== Extracted records ==
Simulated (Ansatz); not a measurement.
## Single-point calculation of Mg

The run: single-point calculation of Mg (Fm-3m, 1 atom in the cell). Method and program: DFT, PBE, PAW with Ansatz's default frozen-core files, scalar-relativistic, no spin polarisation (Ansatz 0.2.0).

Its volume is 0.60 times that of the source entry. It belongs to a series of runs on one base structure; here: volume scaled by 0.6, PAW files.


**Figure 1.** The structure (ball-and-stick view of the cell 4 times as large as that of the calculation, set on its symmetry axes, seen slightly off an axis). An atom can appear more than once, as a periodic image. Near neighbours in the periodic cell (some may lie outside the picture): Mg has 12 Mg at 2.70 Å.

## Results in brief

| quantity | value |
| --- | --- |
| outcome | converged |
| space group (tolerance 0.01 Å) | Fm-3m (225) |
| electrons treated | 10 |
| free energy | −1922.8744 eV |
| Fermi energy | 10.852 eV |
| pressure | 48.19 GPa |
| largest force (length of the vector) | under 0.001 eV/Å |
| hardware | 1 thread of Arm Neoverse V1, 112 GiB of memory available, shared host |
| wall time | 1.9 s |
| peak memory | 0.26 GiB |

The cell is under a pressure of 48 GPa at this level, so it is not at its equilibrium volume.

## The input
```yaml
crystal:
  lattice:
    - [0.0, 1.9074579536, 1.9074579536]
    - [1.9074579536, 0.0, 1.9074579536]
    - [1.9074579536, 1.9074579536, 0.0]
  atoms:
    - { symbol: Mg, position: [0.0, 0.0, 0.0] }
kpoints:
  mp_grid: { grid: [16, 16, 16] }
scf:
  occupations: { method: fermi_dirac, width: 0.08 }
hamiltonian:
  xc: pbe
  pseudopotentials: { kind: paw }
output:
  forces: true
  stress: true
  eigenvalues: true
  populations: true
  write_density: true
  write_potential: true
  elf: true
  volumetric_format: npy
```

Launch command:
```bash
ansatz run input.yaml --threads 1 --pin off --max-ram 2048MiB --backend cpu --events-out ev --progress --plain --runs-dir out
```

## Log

== Work request ==
The answer should consist of the lines from the first line of the entries through the line with "The run: single-point", copied exactly.

== Your solution ==
Simulated (Ansatz); not a measurement.
## Single-point calculation of Mg

The run: single-point calculation of Mg (Fm-3m, 1 atom in the cell). Method and program: DFT, PBE, PAW with Ansatz's default frozen-core files, scalar-relativistic, no spin polarisation (Ansatz 0.2.0).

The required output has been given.